- _Work order_: Give again, unaltered, the lines of the listing below that run from the line having "Potentials or basis: VASP" through the line having "(1) Predict the relaxed volume.".

_ _ _

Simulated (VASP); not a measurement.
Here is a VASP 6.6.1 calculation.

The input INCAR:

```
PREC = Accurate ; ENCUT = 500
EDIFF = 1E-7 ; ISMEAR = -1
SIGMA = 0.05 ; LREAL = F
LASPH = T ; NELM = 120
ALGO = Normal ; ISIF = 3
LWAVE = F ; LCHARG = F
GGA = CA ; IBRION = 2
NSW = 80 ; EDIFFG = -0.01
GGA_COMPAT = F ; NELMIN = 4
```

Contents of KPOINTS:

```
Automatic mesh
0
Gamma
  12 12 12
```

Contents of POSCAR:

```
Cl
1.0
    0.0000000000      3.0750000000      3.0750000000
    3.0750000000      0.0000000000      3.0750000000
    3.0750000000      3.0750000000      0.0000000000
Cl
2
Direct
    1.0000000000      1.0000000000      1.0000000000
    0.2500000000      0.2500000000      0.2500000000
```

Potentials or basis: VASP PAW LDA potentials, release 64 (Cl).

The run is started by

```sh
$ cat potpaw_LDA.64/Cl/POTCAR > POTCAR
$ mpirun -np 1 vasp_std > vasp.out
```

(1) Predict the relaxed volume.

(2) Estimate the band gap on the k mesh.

_ _ _

- _Answer space_:
Potentials or basis: VASP PAW LDA potentials, release 64 (Cl).

The run is started by

```sh
$ cat potpaw_LDA.64/Cl/POTCAR > POTCAR
$ mpirun -np 1 vasp_std > vasp.out
```

(1) Predict the relaxed volume.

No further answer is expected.